# # # # # # #

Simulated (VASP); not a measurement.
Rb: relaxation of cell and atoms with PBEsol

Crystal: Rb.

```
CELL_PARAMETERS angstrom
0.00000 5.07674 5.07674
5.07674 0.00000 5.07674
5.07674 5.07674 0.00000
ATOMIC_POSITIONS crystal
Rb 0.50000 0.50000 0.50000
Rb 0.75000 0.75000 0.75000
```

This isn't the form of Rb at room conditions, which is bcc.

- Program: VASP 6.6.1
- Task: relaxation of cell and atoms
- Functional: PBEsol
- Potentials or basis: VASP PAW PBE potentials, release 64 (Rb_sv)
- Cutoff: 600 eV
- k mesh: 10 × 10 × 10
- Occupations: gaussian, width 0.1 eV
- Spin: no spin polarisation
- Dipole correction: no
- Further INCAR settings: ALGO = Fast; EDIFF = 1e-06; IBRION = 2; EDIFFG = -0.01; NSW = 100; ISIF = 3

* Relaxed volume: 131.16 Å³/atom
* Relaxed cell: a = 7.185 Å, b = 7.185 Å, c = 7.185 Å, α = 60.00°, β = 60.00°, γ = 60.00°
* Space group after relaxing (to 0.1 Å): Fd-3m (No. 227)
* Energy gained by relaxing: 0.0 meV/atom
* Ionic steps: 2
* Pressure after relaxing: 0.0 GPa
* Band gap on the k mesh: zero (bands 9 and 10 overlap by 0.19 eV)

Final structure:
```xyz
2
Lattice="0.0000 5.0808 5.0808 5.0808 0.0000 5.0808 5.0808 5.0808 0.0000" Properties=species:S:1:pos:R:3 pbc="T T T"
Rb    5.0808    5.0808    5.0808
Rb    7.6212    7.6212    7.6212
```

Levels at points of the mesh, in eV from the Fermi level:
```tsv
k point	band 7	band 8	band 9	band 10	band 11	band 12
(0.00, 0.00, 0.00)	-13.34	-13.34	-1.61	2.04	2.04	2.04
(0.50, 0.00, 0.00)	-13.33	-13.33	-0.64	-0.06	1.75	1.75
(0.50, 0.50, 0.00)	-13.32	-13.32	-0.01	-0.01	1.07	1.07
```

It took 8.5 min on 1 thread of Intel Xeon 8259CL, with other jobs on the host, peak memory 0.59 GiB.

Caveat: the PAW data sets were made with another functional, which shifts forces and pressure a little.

# # # # # # #

### Task item:
Starting from the first line of the records above, retype each line exactly up to and including the one that contains "- k mesh: 10 × 10 × 10", and nothing more.

### Exercise output:
Simulated (VASP); not a measurement.
Rb: relaxation of cell and atoms with PBEsol

Crystal: Rb.

```
CELL_PARAMETERS angstrom
0.00000 5.07674 5.07674
5.07674 0.00000 5.07674
5.07674 5.07674 0.00000
ATOMIC_POSITIONS crystal
Rb 0.50000 0.50000 0.50000
Rb 0.75000 0.75000 0.75000
```

This isn't the form of Rb at room conditions, which is bcc.

- Program: VASP 6.6.1
- Task: relaxation of cell and atoms
- Functional: PBEsol
- Potentials or basis: VASP PAW PBE potentials, release 64 (Rb_sv)
- Cutoff: 600 eV
- k mesh: 10 × 10 × 10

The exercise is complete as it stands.